### [WORK REQUEST]
Your job is to copy all the entries precisely as they stand.

━━━━━━━━━━

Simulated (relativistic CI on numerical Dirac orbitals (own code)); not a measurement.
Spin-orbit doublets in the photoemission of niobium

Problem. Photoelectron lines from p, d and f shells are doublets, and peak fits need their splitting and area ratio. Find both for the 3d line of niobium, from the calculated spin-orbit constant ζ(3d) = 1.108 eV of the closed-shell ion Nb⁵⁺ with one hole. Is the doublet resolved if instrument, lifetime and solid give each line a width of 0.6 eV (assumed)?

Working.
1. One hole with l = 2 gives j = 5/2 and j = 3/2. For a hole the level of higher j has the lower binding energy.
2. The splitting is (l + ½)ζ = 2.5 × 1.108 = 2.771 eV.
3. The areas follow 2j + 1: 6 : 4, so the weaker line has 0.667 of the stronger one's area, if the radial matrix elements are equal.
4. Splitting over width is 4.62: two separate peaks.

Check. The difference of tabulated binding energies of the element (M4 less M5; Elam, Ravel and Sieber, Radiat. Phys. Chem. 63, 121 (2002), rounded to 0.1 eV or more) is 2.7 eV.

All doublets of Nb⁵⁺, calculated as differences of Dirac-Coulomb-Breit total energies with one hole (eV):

━━━━━━━━━━

### [TASK SOLUTION]
Simulated (relativistic CI on numerical Dirac orbitals (own code)); not a measurement.
Spin-orbit doublets in the photoemission of niobium

Problem. Photoelectron lines from p, d and f shells are doublets, and peak fits need their splitting and area ratio. Find both for the 3d line of niobium, from the calculated spin-orbit constant ζ(3d) = 1.108 eV of the closed-shell ion Nb⁵⁺ with one hole. Is the doublet resolved if instrument, lifetime and solid give each line a width of 0.6 eV (assumed)?

Working.
1. One hole with l = 2 gives j = 5/2 and j = 3/2. For a hole the level of higher j has the lower binding energy.
2. The splitting is (l + ½)ζ = 2.5 × 1.108 = 2.771 eV.
3. The areas follow 2j + 1: 6 : 4, so the weaker line has 0.667 of the stronger one's area, if the radial matrix elements are equal.
4. Splitting over width is 4.62: two separate peaks.

Check. The difference of tabulated binding energies of the element (M4 less M5; Elam, Ravel and Sieber, Radiat. Phys. Chem. 63, 121 (2002), rounded to 0.1 eV or more) is 2.7 eV.

All doublets of Nb⁵⁺, calculated as differences of Dirac-Coulomb-Breit total energies with one hole (eV):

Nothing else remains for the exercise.